**Input data**
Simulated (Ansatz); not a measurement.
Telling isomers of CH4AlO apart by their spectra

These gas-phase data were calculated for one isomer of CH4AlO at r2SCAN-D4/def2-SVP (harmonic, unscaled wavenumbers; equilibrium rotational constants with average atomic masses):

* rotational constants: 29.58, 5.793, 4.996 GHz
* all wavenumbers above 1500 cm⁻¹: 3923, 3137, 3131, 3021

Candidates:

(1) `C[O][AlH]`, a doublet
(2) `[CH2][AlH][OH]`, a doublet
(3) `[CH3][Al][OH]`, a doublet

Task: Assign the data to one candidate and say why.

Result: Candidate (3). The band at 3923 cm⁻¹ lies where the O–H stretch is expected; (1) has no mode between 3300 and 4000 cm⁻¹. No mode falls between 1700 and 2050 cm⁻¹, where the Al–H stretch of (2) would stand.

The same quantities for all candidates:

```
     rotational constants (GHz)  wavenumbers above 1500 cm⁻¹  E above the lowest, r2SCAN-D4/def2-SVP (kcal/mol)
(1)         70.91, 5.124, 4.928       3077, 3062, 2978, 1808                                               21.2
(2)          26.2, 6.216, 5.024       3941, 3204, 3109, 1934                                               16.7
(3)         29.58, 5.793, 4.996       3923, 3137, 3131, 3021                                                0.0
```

**Work instruction**
Reprint the data above from the opening line to the line holding "Task: Assign the", inclusive, and nothing else.

**Result**
Simulated (Ansatz); not a measurement.
Telling isomers of CH4AlO apart by their spectra

These gas-phase data were calculated for one isomer of CH4AlO at r2SCAN-D4/def2-SVP (harmonic, unscaled wavenumbers; equilibrium rotational constants with average atomic masses):

* rotational constants: 29.58, 5.793, 4.996 GHz
* all wavenumbers above 1500 cm⁻¹: 3923, 3137, 3131, 3021

Candidates:

(1) `C[O][AlH]`, a doublet
(2) `[CH2][AlH][OH]`, a doublet
(3) `[CH3][Al][OH]`, a doublet

Task: Assign the data to one candidate and say why.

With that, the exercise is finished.